**DATA EXCERPTS:**
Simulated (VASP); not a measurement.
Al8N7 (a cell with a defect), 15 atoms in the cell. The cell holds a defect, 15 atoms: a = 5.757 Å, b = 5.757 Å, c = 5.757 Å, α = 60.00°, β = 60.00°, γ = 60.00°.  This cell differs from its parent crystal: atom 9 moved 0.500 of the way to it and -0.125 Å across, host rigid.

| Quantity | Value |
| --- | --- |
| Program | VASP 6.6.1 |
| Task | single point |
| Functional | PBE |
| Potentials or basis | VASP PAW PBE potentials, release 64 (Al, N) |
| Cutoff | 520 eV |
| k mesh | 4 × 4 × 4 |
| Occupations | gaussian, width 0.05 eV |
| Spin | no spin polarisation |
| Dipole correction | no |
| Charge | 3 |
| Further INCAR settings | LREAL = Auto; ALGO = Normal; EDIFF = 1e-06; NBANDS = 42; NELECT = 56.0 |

**ACTIVITY:** Return all of the entries exactly as they were supplied.

**YOUR SOLUTION:**
Simulated (VASP); not a measurement.
Al8N7 (a cell with a defect), 15 atoms in the cell. The cell holds a defect, 15 atoms: a = 5.757 Å, b = 5.757 Å, c = 5.757 Å, α = 60.00°, β = 60.00°, γ = 60.00°.  This cell differs from its parent crystal: atom 9 moved 0.500 of the way to it and -0.125 Å across, host rigid.

| Quantity | Value |
| --- | --- |
| Program | VASP 6.6.1 |
| Task | single point |
| Functional | PBE |
| Potentials or basis | VASP PAW PBE potentials, release 64 (Al, N) |
| Cutoff | 520 eV |
| k mesh | 4 × 4 × 4 |
| Occupations | gaussian, width 0.05 eV |
| Spin | no spin polarisation |
| Dipole correction | no |
| Charge | 3 |
| Further INCAR settings | LREAL = Auto; ALGO = Normal; EDIFF = 1e-06; NBANDS = 42; NELECT = 56.0 |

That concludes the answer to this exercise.